[[ Study material open ]]
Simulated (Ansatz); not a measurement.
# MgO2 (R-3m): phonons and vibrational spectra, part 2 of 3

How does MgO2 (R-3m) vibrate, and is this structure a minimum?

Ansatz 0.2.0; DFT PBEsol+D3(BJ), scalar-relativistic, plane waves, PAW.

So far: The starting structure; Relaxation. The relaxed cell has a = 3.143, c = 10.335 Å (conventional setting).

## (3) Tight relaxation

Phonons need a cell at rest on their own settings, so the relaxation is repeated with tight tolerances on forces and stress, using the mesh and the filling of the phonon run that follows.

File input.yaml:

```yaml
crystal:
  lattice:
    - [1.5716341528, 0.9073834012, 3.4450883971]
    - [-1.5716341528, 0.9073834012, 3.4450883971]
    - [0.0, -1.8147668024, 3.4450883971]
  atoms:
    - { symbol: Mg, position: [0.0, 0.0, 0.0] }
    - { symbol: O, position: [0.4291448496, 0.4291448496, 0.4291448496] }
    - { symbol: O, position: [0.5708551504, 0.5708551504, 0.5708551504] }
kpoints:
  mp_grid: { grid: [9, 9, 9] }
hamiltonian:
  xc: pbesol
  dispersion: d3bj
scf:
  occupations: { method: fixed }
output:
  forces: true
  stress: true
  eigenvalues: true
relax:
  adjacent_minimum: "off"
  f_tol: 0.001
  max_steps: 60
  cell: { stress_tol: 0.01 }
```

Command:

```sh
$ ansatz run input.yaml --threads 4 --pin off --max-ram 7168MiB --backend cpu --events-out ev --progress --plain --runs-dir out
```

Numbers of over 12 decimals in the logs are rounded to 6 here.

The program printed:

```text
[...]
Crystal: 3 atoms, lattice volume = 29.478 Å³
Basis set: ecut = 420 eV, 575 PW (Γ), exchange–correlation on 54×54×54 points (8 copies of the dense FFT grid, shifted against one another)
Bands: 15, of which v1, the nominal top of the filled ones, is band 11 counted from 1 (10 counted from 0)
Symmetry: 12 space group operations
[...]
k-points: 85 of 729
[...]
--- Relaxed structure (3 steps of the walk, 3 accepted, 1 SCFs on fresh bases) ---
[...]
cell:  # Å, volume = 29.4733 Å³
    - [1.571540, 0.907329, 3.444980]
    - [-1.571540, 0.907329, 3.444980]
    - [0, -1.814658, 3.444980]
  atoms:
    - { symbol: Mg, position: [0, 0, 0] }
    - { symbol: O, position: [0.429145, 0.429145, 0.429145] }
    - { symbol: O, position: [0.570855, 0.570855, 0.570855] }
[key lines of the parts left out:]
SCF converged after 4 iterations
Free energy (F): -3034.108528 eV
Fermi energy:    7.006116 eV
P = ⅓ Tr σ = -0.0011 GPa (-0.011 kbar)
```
[[ Study material closed ]]

* Brief *
Give back precisely the lines above that start at the line containing "How does MgO2" and end at the line containing "## (3) Tight relaxation", inclusive. No other lines belong in the output.

* Response area *
How does MgO2 (R-3m) vibrate, and is this structure a minimum?

Ansatz 0.2.0; DFT PBEsol+D3(BJ), scalar-relativistic, plane waves, PAW.

So far: The starting structure; Relaxation. The relaxed cell has a = 3.143, c = 10.335 Å (conventional setting).

## (3) Tight relaxation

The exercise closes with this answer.